(WORK ITEM):
An exact copy of all the data below is needed.

(RECORDS SHOWN):
--- START ---

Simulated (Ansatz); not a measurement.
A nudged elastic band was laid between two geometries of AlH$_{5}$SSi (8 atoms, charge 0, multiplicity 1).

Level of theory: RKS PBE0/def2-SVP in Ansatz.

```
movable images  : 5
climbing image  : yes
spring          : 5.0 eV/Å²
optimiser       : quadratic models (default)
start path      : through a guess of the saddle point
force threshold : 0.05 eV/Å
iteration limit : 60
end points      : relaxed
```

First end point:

--- END ---

(YOUR SOLUTION):
Simulated (Ansatz); not a measurement.
A nudged elastic band was laid between two geometries of AlH$_{5}$SSi (8 atoms, charge 0, multiplicity 1).

Level of theory: RKS PBE0/def2-SVP in Ansatz.

```
movable images  : 5
climbing image  : yes
spring          : 5.0 eV/Å²
optimiser       : quadratic models (default)
start path      : through a guess of the saddle point
force threshold : 0.05 eV/Å
iteration limit : 60
end points      : relaxed
```

First end point:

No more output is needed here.